The required answer is an exact copy of every entry underneath.

━━ LISTED RECORDS

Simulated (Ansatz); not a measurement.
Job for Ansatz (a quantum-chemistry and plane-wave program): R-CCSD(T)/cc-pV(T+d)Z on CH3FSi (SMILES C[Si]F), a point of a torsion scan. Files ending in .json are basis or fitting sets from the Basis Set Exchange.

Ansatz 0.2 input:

━━━━

WORKED SOLUTION:
Simulated (Ansatz); not a measurement.
Job for Ansatz (a quantum-chemistry and plane-wave program): R-CCSD(T)/cc-pV(T+d)Z on CH3FSi (SMILES C[Si]F), a point of a torsion scan. Files ending in .json are basis or fitting sets from the Basis Set Exchange.

Ansatz 0.2 input:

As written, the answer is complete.